Set down word for word the lines that begin the entries and run through the line containing "Level of theory: RKS". Give nothing further.

====

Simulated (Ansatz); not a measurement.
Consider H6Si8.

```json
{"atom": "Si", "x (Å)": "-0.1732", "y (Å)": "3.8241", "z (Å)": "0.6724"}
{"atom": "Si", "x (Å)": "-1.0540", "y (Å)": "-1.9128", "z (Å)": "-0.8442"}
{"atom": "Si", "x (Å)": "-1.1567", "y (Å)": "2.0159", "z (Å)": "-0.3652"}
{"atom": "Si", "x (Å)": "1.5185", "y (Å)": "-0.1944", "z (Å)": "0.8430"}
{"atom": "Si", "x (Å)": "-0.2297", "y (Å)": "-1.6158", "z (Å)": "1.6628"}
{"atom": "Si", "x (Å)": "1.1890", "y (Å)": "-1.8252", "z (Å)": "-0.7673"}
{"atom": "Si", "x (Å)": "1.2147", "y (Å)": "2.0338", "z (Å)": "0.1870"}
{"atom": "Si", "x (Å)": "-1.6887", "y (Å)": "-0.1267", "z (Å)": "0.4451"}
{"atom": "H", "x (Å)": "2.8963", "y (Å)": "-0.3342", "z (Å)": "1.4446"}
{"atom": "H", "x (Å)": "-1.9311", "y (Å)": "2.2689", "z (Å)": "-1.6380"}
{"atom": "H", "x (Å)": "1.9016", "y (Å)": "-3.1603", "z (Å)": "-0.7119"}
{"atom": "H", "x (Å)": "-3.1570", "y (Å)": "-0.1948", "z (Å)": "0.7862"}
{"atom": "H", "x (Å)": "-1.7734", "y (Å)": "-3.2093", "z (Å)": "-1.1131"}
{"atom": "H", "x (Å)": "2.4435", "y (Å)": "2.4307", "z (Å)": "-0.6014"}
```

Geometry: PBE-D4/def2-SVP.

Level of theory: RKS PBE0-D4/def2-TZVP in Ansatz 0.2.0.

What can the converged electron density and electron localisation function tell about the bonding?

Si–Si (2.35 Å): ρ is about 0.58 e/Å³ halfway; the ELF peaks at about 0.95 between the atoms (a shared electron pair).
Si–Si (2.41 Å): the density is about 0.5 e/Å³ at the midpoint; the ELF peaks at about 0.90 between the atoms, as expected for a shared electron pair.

====

# RESPONSE:
Simulated (Ansatz); not a measurement.
Consider H6Si8.

```json
{"atom": "Si", "x (Å)": "-0.1732", "y (Å)": "3.8241", "z (Å)": "0.6724"}
{"atom": "Si", "x (Å)": "-1.0540", "y (Å)": "-1.9128", "z (Å)": "-0.8442"}
{"atom": "Si", "x (Å)": "-1.1567", "y (Å)": "2.0159", "z (Å)": "-0.3652"}
{"atom": "Si", "x (Å)": "1.5185", "y (Å)": "-0.1944", "z (Å)": "0.8430"}
{"atom": "Si", "x (Å)": "-0.2297", "y (Å)": "-1.6158", "z (Å)": "1.6628"}
{"atom": "Si", "x (Å)": "1.1890", "y (Å)": "-1.8252", "z (Å)": "-0.7673"}
{"atom": "Si", "x (Å)": "1.2147", "y (Å)": "2.0338", "z (Å)": "0.1870"}
{"atom": "Si", "x (Å)": "-1.6887", "y (Å)": "-0.1267", "z (Å)": "0.4451"}
{"atom": "H", "x (Å)": "2.8963", "y (Å)": "-0.3342", "z (Å)": "1.4446"}
{"atom": "H", "x (Å)": "-1.9311", "y (Å)": "2.2689", "z (Å)": "-1.6380"}
{"atom": "H", "x (Å)": "1.9016", "y (Å)": "-3.1603", "z (Å)": "-0.7119"}
{"atom": "H", "x (Å)": "-3.1570", "y (Å)": "-0.1948", "z (Å)": "0.7862"}
{"atom": "H", "x (Å)": "-1.7734", "y (Å)": "-3.2093", "z (Å)": "-1.1131"}
{"atom": "H", "x (Å)": "2.4435", "y (Å)": "2.4307", "z (Å)": "-0.6014"}
```

Geometry: PBE-D4/def2-SVP.

Level of theory: RKS PBE0-D4/def2-TZVP in Ansatz 0.2.0.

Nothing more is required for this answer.